▸ INPUT DATA
┌──
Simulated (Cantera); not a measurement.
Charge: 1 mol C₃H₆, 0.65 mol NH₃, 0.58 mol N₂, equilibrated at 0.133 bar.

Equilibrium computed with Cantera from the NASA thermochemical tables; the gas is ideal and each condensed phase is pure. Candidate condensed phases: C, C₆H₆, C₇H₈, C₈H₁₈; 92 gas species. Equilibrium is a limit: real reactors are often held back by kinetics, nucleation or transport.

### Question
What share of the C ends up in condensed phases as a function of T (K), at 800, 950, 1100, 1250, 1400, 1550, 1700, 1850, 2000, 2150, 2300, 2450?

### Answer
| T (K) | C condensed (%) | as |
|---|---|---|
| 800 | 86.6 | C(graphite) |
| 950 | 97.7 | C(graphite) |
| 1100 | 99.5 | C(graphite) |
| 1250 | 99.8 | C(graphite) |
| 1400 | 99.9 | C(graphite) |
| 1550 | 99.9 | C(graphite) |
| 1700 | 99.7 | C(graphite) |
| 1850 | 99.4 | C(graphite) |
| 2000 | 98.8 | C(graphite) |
└──

▸ ACTION ITEM
The complete listing, unchanged, is the expected answer.

▸ REPLY
Simulated (Cantera); not a measurement.
Charge: 1 mol C₃H₆, 0.65 mol NH₃, 0.58 mol N₂, equilibrated at 0.133 bar.

Equilibrium computed with Cantera from the NASA thermochemical tables; the gas is ideal and each condensed phase is pure. Candidate condensed phases: C, C₆H₆, C₇H₈, C₈H₁₈; 92 gas species. Equilibrium is a limit: real reactors are often held back by kinetics, nucleation or transport.

### Question
What share of the C ends up in condensed phases as a function of T (K), at 800, 950, 1100, 1250, 1400, 1550, 1700, 1850, 2000, 2150, 2300, 2450?

### Answer
| T (K) | C condensed (%) | as |
|---|---|---|
| 800 | 86.6 | C(graphite) |
| 950 | 97.7 | C(graphite) |
| 1100 | 99.5 | C(graphite) |
| 1250 | 99.8 | C(graphite) |
| 1400 | 99.9 | C(graphite) |
| 1550 | 99.9 | C(graphite) |
| 1700 | 99.7 | C(graphite) |
| 1850 | 99.4 | C(graphite) |
| 2000 | 98.8 | C(graphite) |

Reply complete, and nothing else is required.